- [Work request]:
Your answer must be an exact copy of the records below.

##### Entries provided #####

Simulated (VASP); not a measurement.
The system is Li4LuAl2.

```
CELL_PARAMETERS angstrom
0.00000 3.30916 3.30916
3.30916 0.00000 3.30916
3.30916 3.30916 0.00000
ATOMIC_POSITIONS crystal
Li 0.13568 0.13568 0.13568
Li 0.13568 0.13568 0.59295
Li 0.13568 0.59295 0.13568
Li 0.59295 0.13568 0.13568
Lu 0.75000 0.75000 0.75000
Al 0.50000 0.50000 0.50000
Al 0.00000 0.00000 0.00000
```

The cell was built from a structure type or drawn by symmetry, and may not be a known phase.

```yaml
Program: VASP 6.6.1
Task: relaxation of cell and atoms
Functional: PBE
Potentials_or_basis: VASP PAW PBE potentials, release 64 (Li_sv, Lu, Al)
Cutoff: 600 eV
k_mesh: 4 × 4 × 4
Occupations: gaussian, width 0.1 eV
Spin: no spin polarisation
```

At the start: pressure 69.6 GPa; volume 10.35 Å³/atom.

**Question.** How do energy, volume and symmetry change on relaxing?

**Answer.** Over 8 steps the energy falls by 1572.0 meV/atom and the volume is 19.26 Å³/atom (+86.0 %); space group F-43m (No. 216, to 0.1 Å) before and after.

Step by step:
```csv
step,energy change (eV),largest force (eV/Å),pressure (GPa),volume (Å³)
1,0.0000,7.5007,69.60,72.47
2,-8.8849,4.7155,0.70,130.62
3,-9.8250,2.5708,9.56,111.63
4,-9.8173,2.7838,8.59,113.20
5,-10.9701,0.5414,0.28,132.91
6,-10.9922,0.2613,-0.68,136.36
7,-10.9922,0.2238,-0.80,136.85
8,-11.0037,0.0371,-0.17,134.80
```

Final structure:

#####

- [Worked solution]:
Simulated (VASP); not a measurement.
The system is Li4LuAl2.

```
CELL_PARAMETERS angstrom
0.00000 3.30916 3.30916
3.30916 0.00000 3.30916
3.30916 3.30916 0.00000
ATOMIC_POSITIONS crystal
Li 0.13568 0.13568 0.13568
Li 0.13568 0.13568 0.59295
Li 0.13568 0.59295 0.13568
Li 0.59295 0.13568 0.13568
Lu 0.75000 0.75000 0.75000
Al 0.50000 0.50000 0.50000
Al 0.00000 0.00000 0.00000
```

The cell was built from a structure type or drawn by symmetry, and may not be a known phase.

```yaml
Program: VASP 6.6.1
Task: relaxation of cell and atoms
Functional: PBE
Potentials_or_basis: VASP PAW PBE potentials, release 64 (Li_sv, Lu, Al)
Cutoff: 600 eV
k_mesh: 4 × 4 × 4
Occupations: gaussian, width 0.1 eV
Spin: no spin polarisation
```

At the start: pressure 69.6 GPa; volume 10.35 Å³/atom.

**Question.** How do energy, volume and symmetry change on relaxing?

**Answer.** Over 8 steps the energy falls by 1572.0 meV/atom and the volume is 19.26 Å³/atom (+86.0 %); space group F-43m (No. 216, to 0.1 Å) before and after.

Step by step:
```csv
step,energy change (eV),largest force (eV/Å),pressure (GPa),volume (Å³)
1,0.0000,7.5007,69.60,72.47
2,-8.8849,4.7155,0.70,130.62
3,-9.8250,2.5708,9.56,111.63
4,-9.8173,2.7838,8.59,113.20
5,-10.9701,0.5414,0.28,132.91
6,-10.9922,0.2613,-0.68,136.36
7,-10.9922,0.2238,-0.80,136.85
8,-11.0037,0.0371,-0.17,134.80
```

Final structure:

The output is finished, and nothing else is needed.